══════

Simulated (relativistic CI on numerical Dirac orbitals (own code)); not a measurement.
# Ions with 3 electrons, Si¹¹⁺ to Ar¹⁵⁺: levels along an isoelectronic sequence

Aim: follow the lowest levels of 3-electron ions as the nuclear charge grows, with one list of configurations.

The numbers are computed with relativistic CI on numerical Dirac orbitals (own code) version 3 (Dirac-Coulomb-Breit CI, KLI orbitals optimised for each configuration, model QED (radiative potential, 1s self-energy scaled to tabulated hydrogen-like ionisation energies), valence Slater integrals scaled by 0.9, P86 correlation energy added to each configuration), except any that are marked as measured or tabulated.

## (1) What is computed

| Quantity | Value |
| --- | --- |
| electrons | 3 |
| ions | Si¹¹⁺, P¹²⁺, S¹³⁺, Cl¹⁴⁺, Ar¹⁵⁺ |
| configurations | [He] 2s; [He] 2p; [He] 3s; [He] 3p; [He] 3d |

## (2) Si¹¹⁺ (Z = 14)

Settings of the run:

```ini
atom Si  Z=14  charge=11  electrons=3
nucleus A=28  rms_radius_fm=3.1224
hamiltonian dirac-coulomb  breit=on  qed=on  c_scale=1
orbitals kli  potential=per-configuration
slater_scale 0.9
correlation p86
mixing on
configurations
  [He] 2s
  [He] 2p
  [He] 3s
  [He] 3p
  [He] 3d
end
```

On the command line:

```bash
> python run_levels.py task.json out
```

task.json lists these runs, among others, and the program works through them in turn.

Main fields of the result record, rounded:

══════

*WORK TASK*
All that belongs in your answer is the stretch of entries above from the line with "3p; [He] 3d |" through the line with "task.json lists these", printed exactly.

*ANSWER SPACE*
| configurations | [He] 2s; [He] 2p; [He] 3s; [He] 3p; [He] 3d |

## (2) Si¹¹⁺ (Z = 14)

Settings of the run:

```ini
atom Si  Z=14  charge=11  electrons=3
nucleus A=28  rms_radius_fm=3.1224
hamiltonian dirac-coulomb  breit=on  qed=on  c_scale=1
orbitals kli  potential=per-configuration
slater_scale 0.9
correlation p86
mixing on
configurations
  [He] 2s
  [He] 2p
  [He] 3s
  [He] 3p
  [He] 3d
end
```

On the command line:

```bash
> python run_levels.py task.json out
```

task.json lists these runs, among others, and the program works through them in turn.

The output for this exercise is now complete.